__INFORMATION SHOWN__
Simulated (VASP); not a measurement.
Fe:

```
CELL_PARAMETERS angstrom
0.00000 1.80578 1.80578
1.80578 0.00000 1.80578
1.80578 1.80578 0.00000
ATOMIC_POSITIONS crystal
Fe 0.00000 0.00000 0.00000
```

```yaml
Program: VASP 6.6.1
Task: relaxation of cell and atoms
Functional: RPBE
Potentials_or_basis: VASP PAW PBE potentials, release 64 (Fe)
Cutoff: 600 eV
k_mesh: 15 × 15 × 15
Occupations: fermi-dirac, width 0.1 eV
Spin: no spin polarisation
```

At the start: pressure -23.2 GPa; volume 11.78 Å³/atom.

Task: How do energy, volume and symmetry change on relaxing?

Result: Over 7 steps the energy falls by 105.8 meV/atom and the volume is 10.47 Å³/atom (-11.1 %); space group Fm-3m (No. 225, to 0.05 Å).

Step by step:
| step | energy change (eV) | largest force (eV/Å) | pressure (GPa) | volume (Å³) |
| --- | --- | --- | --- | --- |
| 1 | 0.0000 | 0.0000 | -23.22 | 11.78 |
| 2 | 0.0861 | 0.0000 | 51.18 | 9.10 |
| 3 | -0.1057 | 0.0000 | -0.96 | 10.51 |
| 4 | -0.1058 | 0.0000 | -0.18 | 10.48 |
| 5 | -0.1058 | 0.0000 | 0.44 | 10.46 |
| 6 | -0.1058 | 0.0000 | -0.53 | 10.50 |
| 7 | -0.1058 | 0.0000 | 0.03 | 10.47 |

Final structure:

__EXERCISE__
Restate word for word the lines in the material above from the one with "At the start: pressure" to the one with "-23.22 | 11.78 |"; both of those lines count, and nothing else does.

__SOLUTION__
At the start: pressure -23.2 GPa; volume 11.78 Å³/atom.

Task: How do energy, volume and symmetry change on relaxing?

Result: Over 7 steps the energy falls by 105.8 meV/atom and the volume is 10.47 Å³/atom (-11.1 %); space group Fm-3m (No. 225, to 0.05 Å).

Step by step:
| step | energy change (eV) | largest force (eV/Å) | pressure (GPa) | volume (Å³) |
| --- | --- | --- | --- | --- |
| 1 | 0.0000 | 0.0000 | -23.22 | 11.78 |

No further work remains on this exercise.